WORK ITEM:
Return the run of lines below that opens with the line containing "(CH3CH2)3CF, C7H15F." and closes with the line containing "Geometry (PBE0-D3(BJ)/def2-SVP, Å), atoms", keeping each one exact.

DATA EXTRACTS:
————

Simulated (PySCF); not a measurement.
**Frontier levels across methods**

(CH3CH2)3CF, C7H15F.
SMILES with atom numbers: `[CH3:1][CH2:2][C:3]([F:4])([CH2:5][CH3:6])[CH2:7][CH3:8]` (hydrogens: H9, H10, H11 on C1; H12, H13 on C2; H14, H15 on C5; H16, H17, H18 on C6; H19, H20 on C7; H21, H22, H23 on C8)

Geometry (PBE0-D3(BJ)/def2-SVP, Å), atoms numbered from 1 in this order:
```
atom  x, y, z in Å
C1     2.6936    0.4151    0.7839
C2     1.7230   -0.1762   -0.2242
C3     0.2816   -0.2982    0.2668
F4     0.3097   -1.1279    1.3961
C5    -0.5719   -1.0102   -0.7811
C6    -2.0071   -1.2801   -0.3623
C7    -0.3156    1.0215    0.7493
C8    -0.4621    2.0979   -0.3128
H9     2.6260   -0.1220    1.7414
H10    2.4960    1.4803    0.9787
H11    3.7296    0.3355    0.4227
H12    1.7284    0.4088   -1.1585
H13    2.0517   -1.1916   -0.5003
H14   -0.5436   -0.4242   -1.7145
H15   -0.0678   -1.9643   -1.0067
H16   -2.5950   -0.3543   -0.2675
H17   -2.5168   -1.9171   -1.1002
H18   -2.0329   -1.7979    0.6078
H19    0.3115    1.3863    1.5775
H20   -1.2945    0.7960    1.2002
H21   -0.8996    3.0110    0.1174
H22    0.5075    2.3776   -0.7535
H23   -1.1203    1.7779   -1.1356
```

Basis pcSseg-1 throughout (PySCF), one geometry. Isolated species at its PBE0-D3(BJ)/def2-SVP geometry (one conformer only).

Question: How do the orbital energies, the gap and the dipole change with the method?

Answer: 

————

YOUR SOLUTION:
(CH3CH2)3CF, C7H15F.
SMILES with atom numbers: `[CH3:1][CH2:2][C:3]([F:4])([CH2:5][CH3:6])[CH2:7][CH3:8]` (hydrogens: H9, H10, H11 on C1; H12, H13 on C2; H14, H15 on C5; H16, H17, H18 on C6; H19, H20 on C7; H21, H22, H23 on C8)

Geometry (PBE0-D3(BJ)/def2-SVP, Å), atoms numbered from 1 in this order:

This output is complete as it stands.